_Exercise_
Repeat, exactly as written, the lines of the records below from the first through the line with "A, PtS, P4_2/mmc (Pt on 2c, S on 2e)", but none past it.

(Data provided)

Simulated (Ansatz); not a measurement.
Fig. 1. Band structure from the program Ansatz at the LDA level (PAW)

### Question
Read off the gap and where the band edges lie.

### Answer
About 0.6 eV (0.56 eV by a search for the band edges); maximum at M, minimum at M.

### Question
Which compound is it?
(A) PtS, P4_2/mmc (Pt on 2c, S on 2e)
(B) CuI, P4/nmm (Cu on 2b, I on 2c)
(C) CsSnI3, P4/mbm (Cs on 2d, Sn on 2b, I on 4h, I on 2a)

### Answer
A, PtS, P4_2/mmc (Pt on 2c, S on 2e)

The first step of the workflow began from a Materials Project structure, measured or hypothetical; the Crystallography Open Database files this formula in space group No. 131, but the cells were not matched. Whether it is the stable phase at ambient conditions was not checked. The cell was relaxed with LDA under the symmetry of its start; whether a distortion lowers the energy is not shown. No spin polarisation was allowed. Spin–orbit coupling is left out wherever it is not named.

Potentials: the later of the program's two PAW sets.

(End Data provided)

_Solution_
Simulated (Ansatz); not a measurement.
Fig. 1. Band structure from the program Ansatz at the LDA level (PAW)

### Question
Read off the gap and where the band edges lie.

### Answer
About 0.6 eV (0.56 eV by a search for the band edges); maximum at M, minimum at M.

### Question
Which compound is it?
(A) PtS, P4_2/mmc (Pt on 2c, S on 2e)
(B) CuI, P4/nmm (Cu on 2b, I on 2c)
(C) CsSnI3, P4/mbm (Cs on 2d, Sn on 2b, I on 4h, I on 2a)

### Answer
A, PtS, P4_2/mmc (Pt on 2c, S on 2e)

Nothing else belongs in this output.